DATA FOR ANALYSIS:
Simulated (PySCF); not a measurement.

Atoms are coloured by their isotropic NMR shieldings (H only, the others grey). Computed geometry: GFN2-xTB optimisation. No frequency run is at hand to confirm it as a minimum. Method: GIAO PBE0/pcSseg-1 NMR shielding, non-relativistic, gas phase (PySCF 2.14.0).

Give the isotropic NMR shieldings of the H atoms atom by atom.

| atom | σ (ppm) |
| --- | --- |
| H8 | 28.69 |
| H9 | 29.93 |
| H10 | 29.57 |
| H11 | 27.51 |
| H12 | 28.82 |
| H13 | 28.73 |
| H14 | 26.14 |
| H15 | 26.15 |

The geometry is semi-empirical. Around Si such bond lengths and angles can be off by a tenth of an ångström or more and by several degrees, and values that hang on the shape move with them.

ASSIGNED TASK:
Nothing should be returned except the lines from the first line of the data above through the line with "H15 | 26.15 |", each one exact.

WRITTEN RESPONSE:
Simulated (PySCF); not a measurement.

Atoms are coloured by their isotropic NMR shieldings (H only, the others grey). Computed geometry: GFN2-xTB optimisation. No frequency run is at hand to confirm it as a minimum. Method: GIAO PBE0/pcSseg-1 NMR shielding, non-relativistic, gas phase (PySCF 2.14.0).

Give the isotropic NMR shieldings of the H atoms atom by atom.

| atom | σ (ppm) |
| --- | --- |
| H8 | 28.69 |
| H9 | 29.93 |
| H10 | 29.57 |
| H11 | 27.51 |
| H12 | 28.82 |
| H13 | 28.73 |
| H14 | 26.14 |
| H15 | 26.15 |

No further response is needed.